■ Work request ■
Within the data that follows, set down exactly the lines from the one containing "VASP 6.6.1 |" through the one containing "spin polarisation |", both ends included.

== == ==
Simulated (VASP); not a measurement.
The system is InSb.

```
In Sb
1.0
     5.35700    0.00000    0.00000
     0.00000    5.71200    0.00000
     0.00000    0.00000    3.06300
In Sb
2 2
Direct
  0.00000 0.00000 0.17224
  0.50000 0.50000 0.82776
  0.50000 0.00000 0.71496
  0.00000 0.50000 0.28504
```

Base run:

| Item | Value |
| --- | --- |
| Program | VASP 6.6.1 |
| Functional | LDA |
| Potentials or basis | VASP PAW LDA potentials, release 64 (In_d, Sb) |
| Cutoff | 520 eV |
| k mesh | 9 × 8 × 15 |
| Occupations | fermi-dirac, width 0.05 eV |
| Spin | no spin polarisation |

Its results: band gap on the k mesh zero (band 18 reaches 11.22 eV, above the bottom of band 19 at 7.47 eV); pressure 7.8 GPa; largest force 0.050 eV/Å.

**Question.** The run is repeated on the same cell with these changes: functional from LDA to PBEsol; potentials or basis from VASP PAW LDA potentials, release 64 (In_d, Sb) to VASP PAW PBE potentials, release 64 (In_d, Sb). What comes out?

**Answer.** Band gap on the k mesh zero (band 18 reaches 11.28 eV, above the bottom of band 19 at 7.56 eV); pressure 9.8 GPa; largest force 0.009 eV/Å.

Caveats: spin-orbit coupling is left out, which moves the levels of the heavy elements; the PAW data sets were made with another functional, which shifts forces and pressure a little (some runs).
== == ==

■ Task result ■
| Program | VASP 6.6.1 |
| Functional | LDA |
| Potentials or basis | VASP PAW LDA potentials, release 64 (In_d, Sb) |
| Cutoff | 520 eV |
| k mesh | 9 × 8 × 15 |
| Occupations | fermi-dirac, width 0.05 eV |
| Spin | no spin polarisation |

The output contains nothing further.